### [EXTRACTED MATERIAL]
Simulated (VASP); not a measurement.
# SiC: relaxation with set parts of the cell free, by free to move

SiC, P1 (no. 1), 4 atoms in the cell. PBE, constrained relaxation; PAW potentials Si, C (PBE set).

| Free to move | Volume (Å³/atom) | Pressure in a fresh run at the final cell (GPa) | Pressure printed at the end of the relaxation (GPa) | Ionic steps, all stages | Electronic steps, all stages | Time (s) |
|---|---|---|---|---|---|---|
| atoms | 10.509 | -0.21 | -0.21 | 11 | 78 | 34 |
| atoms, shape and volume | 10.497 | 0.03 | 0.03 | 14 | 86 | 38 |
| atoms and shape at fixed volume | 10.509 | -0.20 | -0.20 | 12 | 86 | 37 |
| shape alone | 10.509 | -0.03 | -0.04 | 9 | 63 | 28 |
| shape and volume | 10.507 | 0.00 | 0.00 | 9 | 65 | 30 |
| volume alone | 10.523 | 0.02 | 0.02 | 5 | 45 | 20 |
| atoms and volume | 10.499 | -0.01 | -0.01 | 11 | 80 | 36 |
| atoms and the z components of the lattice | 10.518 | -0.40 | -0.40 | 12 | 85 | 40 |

### [WORK ORDER]
Copy out the records above exactly.

### [ANSWER AREA]
Simulated (VASP); not a measurement.
# SiC: relaxation with set parts of the cell free, by free to move

SiC, P1 (no. 1), 4 atoms in the cell. PBE, constrained relaxation; PAW potentials Si, C (PBE set).

| Free to move | Volume (Å³/atom) | Pressure in a fresh run at the final cell (GPa) | Pressure printed at the end of the relaxation (GPa) | Ionic steps, all stages | Electronic steps, all stages | Time (s) |
|---|---|---|---|---|---|---|
| atoms | 10.509 | -0.21 | -0.21 | 11 | 78 | 34 |
| atoms, shape and volume | 10.497 | 0.03 | 0.03 | 14 | 86 | 38 |
| atoms and shape at fixed volume | 10.509 | -0.20 | -0.20 | 12 | 86 | 37 |
| shape alone | 10.509 | -0.03 | -0.04 | 9 | 63 | 28 |
| shape and volume | 10.507 | 0.00 | 0.00 | 9 | 65 | 30 |
| volume alone | 10.523 | 0.02 | 0.02 | 5 | 45 | 20 |
| atoms and volume | 10.499 | -0.01 | -0.01 | 11 | 80 | 36 |
| atoms and the z components of the lattice | 10.518 | -0.40 | -0.40 | 12 | 85 | 40 |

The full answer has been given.